Brief →
The records that follow are to be transcribed word for word.

==============================

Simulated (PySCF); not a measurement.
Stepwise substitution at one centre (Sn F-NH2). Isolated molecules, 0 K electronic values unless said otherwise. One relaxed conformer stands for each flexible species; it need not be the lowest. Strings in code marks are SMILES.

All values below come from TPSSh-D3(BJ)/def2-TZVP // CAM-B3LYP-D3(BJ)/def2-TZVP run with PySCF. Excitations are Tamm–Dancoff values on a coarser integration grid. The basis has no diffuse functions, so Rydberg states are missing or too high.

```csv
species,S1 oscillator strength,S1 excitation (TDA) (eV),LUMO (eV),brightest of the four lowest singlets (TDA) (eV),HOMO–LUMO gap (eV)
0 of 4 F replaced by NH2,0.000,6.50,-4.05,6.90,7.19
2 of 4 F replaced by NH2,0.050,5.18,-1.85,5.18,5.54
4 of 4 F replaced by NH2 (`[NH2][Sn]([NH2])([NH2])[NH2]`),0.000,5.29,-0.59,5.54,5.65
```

==============================

Response area →
Simulated (PySCF); not a measurement.
Stepwise substitution at one centre (Sn F-NH2). Isolated molecules, 0 K electronic values unless said otherwise. One relaxed conformer stands for each flexible species; it need not be the lowest. Strings in code marks are SMILES.

All values below come from TPSSh-D3(BJ)/def2-TZVP // CAM-B3LYP-D3(BJ)/def2-TZVP run with PySCF. Excitations are Tamm–Dancoff values on a coarser integration grid. The basis has no diffuse functions, so Rydberg states are missing or too high.

```csv
species,S1 oscillator strength,S1 excitation (TDA) (eV),LUMO (eV),brightest of the four lowest singlets (TDA) (eV),HOMO–LUMO gap (eV)
0 of 4 F replaced by NH2,0.000,6.50,-4.05,6.90,7.19
2 of 4 F replaced by NH2,0.050,5.18,-1.85,5.18,5.54
4 of 4 F replaced by NH2 (`[NH2][Sn]([NH2])([NH2])[NH2]`),0.000,5.29,-0.59,5.54,5.65
```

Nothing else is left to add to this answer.